Requirement: Which lines of the entries below run from the one holding "Property | Result |" to the one holding "spin polarisation |", inclusive? Set down exactly those lines and no others.

*** Opening Information supplied ***

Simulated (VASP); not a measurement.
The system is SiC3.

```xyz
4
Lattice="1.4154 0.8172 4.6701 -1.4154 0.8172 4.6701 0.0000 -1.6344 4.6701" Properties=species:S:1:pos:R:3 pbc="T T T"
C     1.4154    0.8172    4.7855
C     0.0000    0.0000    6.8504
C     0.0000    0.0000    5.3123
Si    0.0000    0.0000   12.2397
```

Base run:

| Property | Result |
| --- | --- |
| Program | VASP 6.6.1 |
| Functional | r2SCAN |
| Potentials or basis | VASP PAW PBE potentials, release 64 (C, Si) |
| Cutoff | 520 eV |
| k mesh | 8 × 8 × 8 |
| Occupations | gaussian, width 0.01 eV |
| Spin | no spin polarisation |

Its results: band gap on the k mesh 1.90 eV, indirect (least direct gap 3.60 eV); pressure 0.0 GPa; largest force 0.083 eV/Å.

*** Closing Information supplied ***

Task answer:
| Property | Result |
| --- | --- |
| Program | VASP 6.6.1 |
| Functional | r2SCAN |
| Potentials or basis | VASP PAW PBE potentials, release 64 (C, Si) |
| Cutoff | 520 eV |
| k mesh | 8 × 8 × 8 |
| Occupations | gaussian, width 0.01 eV |
| Spin | no spin polarisation |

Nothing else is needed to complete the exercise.